___ Source material ___
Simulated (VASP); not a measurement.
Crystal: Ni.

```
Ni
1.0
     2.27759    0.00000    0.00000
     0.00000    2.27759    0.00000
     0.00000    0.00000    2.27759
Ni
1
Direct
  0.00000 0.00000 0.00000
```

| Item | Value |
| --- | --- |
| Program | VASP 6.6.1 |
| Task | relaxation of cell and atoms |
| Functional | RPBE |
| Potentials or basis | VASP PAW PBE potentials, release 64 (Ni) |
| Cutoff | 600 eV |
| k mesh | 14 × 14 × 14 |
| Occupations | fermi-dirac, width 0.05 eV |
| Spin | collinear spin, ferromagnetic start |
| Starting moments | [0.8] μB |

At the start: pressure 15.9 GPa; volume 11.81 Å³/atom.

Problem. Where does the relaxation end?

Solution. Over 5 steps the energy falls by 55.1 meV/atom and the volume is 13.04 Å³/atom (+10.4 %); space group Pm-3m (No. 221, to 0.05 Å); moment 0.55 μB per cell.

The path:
___

> [Work order]
Copy the records above exactly, beginning at the line that contains "moments | [0.8] μB |" and stopping after the line that contains "Problem. Where does the relaxation end?".

> [Written solution]
| Starting moments | [0.8] μB |

At the start: pressure 15.9 GPa; volume 11.81 Å³/atom.

Problem. Where does the relaxation end?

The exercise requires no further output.